--
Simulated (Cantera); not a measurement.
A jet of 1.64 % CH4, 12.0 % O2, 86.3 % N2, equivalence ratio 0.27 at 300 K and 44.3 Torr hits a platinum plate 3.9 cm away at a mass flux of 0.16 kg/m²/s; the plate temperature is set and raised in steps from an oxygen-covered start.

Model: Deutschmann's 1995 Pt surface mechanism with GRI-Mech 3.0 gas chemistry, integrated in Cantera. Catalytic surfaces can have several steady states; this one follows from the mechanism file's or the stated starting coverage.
--

# Work item
The material must be reproduced word for word.

# Exercise answer
Simulated (Cantera); not a measurement.
A jet of 1.64 % CH4, 12.0 % O2, 86.3 % N2, equivalence ratio 0.27 at 300 K and 44.3 Torr hits a platinum plate 3.9 cm away at a mass flux of 0.16 kg/m²/s; the plate temperature is set and raised in steps from an oxygen-covered start.

Model: Deutschmann's 1995 Pt surface mechanism with GRI-Mech 3.0 gas chemistry, integrated in Cantera. Catalytic surfaces can have several steady states; this one follows from the mechanism file's or the stated starting coverage.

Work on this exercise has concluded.